> _DATA FOR ANALYSIS_:
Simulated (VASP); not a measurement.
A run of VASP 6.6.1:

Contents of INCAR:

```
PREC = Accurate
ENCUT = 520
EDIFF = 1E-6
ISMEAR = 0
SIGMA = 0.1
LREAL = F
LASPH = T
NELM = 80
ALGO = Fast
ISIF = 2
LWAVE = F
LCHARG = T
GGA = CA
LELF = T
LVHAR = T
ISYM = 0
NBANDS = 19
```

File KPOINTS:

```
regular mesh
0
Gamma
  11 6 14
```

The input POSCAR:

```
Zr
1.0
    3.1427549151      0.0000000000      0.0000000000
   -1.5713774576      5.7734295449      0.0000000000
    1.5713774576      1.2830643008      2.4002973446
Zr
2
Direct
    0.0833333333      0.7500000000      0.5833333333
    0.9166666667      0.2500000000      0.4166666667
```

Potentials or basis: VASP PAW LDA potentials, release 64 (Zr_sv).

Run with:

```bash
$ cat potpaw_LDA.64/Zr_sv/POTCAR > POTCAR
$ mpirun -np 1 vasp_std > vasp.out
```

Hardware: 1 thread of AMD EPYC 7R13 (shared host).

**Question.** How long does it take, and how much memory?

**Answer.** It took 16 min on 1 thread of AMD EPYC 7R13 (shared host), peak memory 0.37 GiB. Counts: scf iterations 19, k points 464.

> _REQUIREMENT_:
Once the records are read, print each of them exactly as written.

> _WRITTEN SOLUTION_:
Simulated (VASP); not a measurement.
A run of VASP 6.6.1:

Contents of INCAR:

```
PREC = Accurate
ENCUT = 520
EDIFF = 1E-6
ISMEAR = 0
SIGMA = 0.1
LREAL = F
LASPH = T
NELM = 80
ALGO = Fast
ISIF = 2
LWAVE = F
LCHARG = T
GGA = CA
LELF = T
LVHAR = T
ISYM = 0
NBANDS = 19
```

File KPOINTS:

```
regular mesh
0
Gamma
  11 6 14
```

The input POSCAR:

```
Zr
1.0
    3.1427549151      0.0000000000      0.0000000000
   -1.5713774576      5.7734295449      0.0000000000
    1.5713774576      1.2830643008      2.4002973446
Zr
2
Direct
    0.0833333333      0.7500000000      0.5833333333
    0.9166666667      0.2500000000      0.4166666667
```

Potentials or basis: VASP PAW LDA potentials, release 64 (Zr_sv).

Run with:

```bash
$ cat potpaw_LDA.64/Zr_sv/POTCAR > POTCAR
$ mpirun -np 1 vasp_std > vasp.out
```

Hardware: 1 thread of AMD EPYC 7R13 (shared host).

**Question.** How long does it take, and how much memory?

**Answer.** It took 16 min on 1 thread of AMD EPYC 7R13 (shared host), peak memory 0.37 GiB. Counts: scf iterations 19, k points 464.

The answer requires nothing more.